**Record excerpts**
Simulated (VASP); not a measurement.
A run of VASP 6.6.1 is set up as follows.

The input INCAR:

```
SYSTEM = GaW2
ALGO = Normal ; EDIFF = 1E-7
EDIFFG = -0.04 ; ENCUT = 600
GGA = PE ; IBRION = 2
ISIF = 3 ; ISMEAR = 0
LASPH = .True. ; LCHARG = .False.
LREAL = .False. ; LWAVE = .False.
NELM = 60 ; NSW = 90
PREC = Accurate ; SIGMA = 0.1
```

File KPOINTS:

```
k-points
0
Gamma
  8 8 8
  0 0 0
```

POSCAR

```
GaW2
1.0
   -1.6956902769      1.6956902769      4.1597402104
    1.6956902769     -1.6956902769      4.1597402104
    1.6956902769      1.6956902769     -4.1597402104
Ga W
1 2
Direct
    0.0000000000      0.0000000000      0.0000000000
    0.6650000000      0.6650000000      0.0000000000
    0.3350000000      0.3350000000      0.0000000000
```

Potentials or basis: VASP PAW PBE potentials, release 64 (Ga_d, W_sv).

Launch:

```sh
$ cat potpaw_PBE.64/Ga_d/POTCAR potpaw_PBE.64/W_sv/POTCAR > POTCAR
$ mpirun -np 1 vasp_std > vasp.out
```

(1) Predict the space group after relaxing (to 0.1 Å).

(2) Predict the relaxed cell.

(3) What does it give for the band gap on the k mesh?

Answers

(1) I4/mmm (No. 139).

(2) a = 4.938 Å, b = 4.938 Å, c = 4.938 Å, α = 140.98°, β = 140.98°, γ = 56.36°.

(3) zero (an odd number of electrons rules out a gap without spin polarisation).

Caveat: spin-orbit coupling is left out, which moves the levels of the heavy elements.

**Activity**
Precisely reproduce the lines of the entries, beginning at the first and ending at the one containing "(3) zero (an". Add nothing.

**Written answer**
Simulated (VASP); not a measurement.
A run of VASP 6.6.1 is set up as follows.

The input INCAR:

```
SYSTEM = GaW2
ALGO = Normal ; EDIFF = 1E-7
EDIFFG = -0.04 ; ENCUT = 600
GGA = PE ; IBRION = 2
ISIF = 3 ; ISMEAR = 0
LASPH = .True. ; LCHARG = .False.
LREAL = .False. ; LWAVE = .False.
NELM = 60 ; NSW = 90
PREC = Accurate ; SIGMA = 0.1
```

File KPOINTS:

```
k-points
0
Gamma
  8 8 8
  0 0 0
```

POSCAR

```
GaW2
1.0
   -1.6956902769      1.6956902769      4.1597402104
    1.6956902769     -1.6956902769      4.1597402104
    1.6956902769      1.6956902769     -4.1597402104
Ga W
1 2
Direct
    0.0000000000      0.0000000000      0.0000000000
    0.6650000000      0.6650000000      0.0000000000
    0.3350000000      0.3350000000      0.0000000000
```

Potentials or basis: VASP PAW PBE potentials, release 64 (Ga_d, W_sv).

Launch:

```sh
$ cat potpaw_PBE.64/Ga_d/POTCAR potpaw_PBE.64/W_sv/POTCAR > POTCAR
$ mpirun -np 1 vasp_std > vasp.out
```

(1) Predict the space group after relaxing (to 0.1 Å).

(2) Predict the relaxed cell.

(3) What does it give for the band gap on the k mesh?

Answers

(1) I4/mmm (No. 139).

(2) a = 4.938 Å, b = 4.938 Å, c = 4.938 Å, α = 140.98°, β = 140.98°, γ = 56.36°.

(3) zero (an odd number of electrons rules out a gap without spin polarisation).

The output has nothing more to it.